The full set of entries below is to be returned unchanged.

Start of Exercise data

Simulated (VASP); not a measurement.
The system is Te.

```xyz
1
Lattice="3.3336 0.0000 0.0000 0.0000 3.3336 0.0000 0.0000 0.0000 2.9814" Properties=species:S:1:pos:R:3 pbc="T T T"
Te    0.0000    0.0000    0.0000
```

End of Exercise data

§ **Your solution**
Simulated (VASP); not a measurement.
The system is Te.

```xyz
1
Lattice="3.3336 0.0000 0.0000 0.0000 3.3336 0.0000 0.0000 0.0000 2.9814" Properties=species:S:1:pos:R:3 pbc="T T T"
Te    0.0000    0.0000    0.0000
```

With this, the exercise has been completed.